■ **Brief**
Output everything in the listing exactly.

■ **Dataset entries**
==================================================
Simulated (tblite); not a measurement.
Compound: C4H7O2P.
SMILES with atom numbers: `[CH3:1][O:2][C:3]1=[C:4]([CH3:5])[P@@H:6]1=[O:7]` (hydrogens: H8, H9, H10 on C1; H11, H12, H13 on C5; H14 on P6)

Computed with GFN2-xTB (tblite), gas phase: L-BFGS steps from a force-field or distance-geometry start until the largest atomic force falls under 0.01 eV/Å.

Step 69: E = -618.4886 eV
==================================================

■ **Reply**
Simulated (tblite); not a measurement.
Compound: C4H7O2P.
SMILES with atom numbers: `[CH3:1][O:2][C:3]1=[C:4]([CH3:5])[P@@H:6]1=[O:7]` (hydrogens: H8, H9, H10 on C1; H11, H12, H13 on C5; H14 on P6)

Computed with GFN2-xTB (tblite), gas phase: L-BFGS steps from a force-field or distance-geometry start until the largest atomic force falls under 0.01 eV/Å.

Step 69: E = -618.4886 eV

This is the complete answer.